→ **Source data**
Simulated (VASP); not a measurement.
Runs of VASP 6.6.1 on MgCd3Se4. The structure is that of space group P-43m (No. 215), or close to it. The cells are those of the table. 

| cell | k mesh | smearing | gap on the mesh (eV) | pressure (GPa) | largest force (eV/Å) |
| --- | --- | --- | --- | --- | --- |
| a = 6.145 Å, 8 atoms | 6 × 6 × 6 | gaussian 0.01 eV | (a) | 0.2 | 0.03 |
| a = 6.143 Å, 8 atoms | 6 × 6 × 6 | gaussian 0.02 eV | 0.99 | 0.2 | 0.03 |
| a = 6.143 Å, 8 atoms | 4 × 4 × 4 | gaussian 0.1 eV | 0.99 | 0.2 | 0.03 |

→ **Brief**
Your task is to reproduce the whole listing exactly.

→ **Answer section**
Simulated (VASP); not a measurement.
Runs of VASP 6.6.1 on MgCd3Se4. The structure is that of space group P-43m (No. 215), or close to it. The cells are those of the table. 

| cell | k mesh | smearing | gap on the mesh (eV) | pressure (GPa) | largest force (eV/Å) |
| --- | --- | --- | --- | --- | --- |
| a = 6.145 Å, 8 atoms | 6 × 6 × 6 | gaussian 0.01 eV | (a) | 0.2 | 0.03 |
| a = 6.143 Å, 8 atoms | 6 × 6 × 6 | gaussian 0.02 eV | 0.99 | 0.2 | 0.03 |
| a = 6.143 Å, 8 atoms | 4 × 4 × 4 | gaussian 0.1 eV | 0.99 | 0.2 | 0.03 |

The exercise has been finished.